Requirement
Produce as output only the lines below starting at the line with "(GPa) | 6.67 |" and continuing through the line with "The two sets", each one exactly as written.

Raw data
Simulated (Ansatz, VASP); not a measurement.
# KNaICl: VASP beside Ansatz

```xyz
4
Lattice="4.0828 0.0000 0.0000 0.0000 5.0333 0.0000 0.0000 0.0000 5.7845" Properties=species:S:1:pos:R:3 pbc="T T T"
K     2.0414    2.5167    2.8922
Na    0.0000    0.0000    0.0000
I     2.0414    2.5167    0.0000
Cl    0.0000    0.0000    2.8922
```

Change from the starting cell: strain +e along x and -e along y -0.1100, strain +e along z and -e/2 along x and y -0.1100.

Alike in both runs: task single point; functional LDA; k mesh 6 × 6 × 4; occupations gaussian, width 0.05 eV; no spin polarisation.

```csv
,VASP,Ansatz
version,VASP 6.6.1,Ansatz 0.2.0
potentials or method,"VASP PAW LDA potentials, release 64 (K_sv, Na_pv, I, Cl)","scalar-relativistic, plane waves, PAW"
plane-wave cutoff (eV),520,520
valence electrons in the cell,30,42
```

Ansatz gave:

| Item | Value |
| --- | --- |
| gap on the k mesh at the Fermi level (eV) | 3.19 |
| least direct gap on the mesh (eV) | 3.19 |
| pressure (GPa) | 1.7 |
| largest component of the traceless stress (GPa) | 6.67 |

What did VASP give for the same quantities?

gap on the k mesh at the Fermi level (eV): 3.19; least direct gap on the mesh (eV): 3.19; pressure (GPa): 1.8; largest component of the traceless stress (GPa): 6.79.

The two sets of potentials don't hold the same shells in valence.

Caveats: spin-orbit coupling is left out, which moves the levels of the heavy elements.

Result
| largest component of the traceless stress (GPa) | 6.67 |

What did VASP give for the same quantities?

gap on the k mesh at the Fermi level (eV): 3.19; least direct gap on the mesh (eV): 3.19; pressure (GPa): 1.8; largest component of the traceless stress (GPa): 6.79.

The two sets of potentials don't hold the same shells in valence.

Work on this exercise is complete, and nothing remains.